---- Available data

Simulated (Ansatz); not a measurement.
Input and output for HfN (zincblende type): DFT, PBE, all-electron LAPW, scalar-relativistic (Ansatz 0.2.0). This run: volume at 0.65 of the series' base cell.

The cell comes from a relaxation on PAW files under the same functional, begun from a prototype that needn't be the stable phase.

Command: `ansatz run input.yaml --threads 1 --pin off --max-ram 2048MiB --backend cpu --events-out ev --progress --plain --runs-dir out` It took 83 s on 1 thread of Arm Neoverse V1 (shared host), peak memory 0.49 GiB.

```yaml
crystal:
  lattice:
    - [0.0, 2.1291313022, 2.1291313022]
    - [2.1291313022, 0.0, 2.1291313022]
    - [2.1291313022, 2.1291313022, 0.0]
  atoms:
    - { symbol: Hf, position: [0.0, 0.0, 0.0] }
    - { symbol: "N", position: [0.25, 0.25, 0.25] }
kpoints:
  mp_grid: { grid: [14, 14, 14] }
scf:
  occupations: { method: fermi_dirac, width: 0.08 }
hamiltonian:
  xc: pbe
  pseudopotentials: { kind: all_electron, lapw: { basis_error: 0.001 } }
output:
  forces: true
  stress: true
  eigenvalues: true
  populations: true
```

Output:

--------

Of the entries above, repeat exactly the lines between the line with "Input and output" and the line with "The cell comes", inclusive, and no others.

Input and output for HfN (zincblende type): DFT, PBE, all-electron LAPW, scalar-relativistic (Ansatz 0.2.0). This run: volume at 0.65 of the series' base cell.

The cell comes from a relaxation on PAW files under the same functional, begun from a prototype that needn't be the stable phase.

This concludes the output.